Work item:
An exact copy of all entries is required.

───── Data listing ─────
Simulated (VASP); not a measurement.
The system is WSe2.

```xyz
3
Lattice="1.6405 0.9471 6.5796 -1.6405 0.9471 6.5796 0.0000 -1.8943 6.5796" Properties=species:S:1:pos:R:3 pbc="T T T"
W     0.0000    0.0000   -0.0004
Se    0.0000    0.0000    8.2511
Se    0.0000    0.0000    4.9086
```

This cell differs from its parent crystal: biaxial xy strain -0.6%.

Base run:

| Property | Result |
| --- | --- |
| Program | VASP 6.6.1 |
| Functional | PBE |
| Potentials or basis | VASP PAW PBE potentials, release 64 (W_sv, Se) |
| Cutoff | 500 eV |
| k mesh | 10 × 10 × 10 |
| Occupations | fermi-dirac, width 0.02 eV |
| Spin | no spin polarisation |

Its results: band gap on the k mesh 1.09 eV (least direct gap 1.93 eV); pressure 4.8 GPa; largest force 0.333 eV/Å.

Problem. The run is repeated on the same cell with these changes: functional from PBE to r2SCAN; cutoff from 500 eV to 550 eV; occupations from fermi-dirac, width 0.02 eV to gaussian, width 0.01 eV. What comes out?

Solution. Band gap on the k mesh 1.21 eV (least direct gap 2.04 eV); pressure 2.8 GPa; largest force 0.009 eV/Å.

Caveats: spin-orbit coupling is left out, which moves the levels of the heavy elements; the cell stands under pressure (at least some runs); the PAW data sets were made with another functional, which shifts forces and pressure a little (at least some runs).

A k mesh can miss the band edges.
─────

Response area:
Simulated (VASP); not a measurement.
The system is WSe2.

```xyz
3
Lattice="1.6405 0.9471 6.5796 -1.6405 0.9471 6.5796 0.0000 -1.8943 6.5796" Properties=species:S:1:pos:R:3 pbc="T T T"
W     0.0000    0.0000   -0.0004
Se    0.0000    0.0000    8.2511
Se    0.0000    0.0000    4.9086
```

This cell differs from its parent crystal: biaxial xy strain -0.6%.

Base run:

| Property | Result |
| --- | --- |
| Program | VASP 6.6.1 |
| Functional | PBE |
| Potentials or basis | VASP PAW PBE potentials, release 64 (W_sv, Se) |
| Cutoff | 500 eV |
| k mesh | 10 × 10 × 10 |
| Occupations | fermi-dirac, width 0.02 eV |
| Spin | no spin polarisation |

Its results: band gap on the k mesh 1.09 eV (least direct gap 1.93 eV); pressure 4.8 GPa; largest force 0.333 eV/Å.

Problem. The run is repeated on the same cell with these changes: functional from PBE to r2SCAN; cutoff from 500 eV to 550 eV; occupations from fermi-dirac, width 0.02 eV to gaussian, width 0.01 eV. What comes out?

Solution. Band gap on the k mesh 1.21 eV (least direct gap 2.04 eV); pressure 2.8 GPa; largest force 0.009 eV/Å.

Caveats: spin-orbit coupling is left out, which moves the levels of the heavy elements; the cell stands under pressure (at least some runs); the PAW data sets were made with another functional, which shifts forces and pressure a little (at least some runs).

A k mesh can miss the band edges.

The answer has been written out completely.